Segment Open

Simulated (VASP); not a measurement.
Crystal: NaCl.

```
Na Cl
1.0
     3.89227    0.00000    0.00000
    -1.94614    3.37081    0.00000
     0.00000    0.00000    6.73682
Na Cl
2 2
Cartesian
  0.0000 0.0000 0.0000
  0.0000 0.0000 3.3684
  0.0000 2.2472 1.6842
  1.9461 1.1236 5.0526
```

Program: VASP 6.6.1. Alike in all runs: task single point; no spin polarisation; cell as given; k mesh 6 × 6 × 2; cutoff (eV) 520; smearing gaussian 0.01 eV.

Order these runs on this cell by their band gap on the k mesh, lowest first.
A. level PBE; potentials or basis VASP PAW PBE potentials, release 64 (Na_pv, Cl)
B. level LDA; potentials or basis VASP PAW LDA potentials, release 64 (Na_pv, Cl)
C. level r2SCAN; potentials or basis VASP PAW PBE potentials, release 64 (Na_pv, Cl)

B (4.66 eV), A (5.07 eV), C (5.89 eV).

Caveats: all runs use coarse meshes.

Segment Closed

Using the data above, repeat exactly the lines that begin at the line with "B. level LDA;" and end at the line with "B (4.66 eV), A (5.07 eV), C (5.89 eV).", both ends included.

- _Exercise solution_
B. level LDA; potentials or basis VASP PAW LDA potentials, release 64 (Na_pv, Cl)
C. level r2SCAN; potentials or basis VASP PAW PBE potentials, release 64 (Na_pv, Cl)

B (4.66 eV), A (5.07 eV), C (5.89 eV).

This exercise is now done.